## Listed records
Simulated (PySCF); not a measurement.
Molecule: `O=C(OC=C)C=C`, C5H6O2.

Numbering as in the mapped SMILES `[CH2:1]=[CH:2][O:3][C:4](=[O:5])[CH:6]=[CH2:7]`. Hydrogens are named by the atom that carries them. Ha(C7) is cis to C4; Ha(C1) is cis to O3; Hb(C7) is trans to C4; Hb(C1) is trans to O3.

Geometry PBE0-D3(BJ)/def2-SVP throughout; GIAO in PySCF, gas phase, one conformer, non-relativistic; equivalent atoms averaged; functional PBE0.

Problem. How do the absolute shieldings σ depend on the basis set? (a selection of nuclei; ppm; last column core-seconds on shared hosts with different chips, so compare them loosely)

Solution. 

## Assigned task
When you answer, repeat all of the material exactly as given.

## Exercise solution
Simulated (PySCF); not a measurement.
Molecule: `O=C(OC=C)C=C`, C5H6O2.

Numbering as in the mapped SMILES `[CH2:1]=[CH:2][O:3][C:4](=[O:5])[CH:6]=[CH2:7]`. Hydrogens are named by the atom that carries them. Ha(C7) is cis to C4; Ha(C1) is cis to O3; Hb(C7) is trans to C4; Hb(C1) is trans to O3.

Geometry PBE0-D3(BJ)/def2-SVP throughout; GIAO in PySCF, gas phase, one conformer, non-relativistic; equivalent atoms averaged; functional PBE0.

Problem. How do the absolute shieldings σ depend on the basis set? (a selection of nuclei; ppm; last column core-seconds on shared hosts with different chips, so compare them loosely)

Solution. 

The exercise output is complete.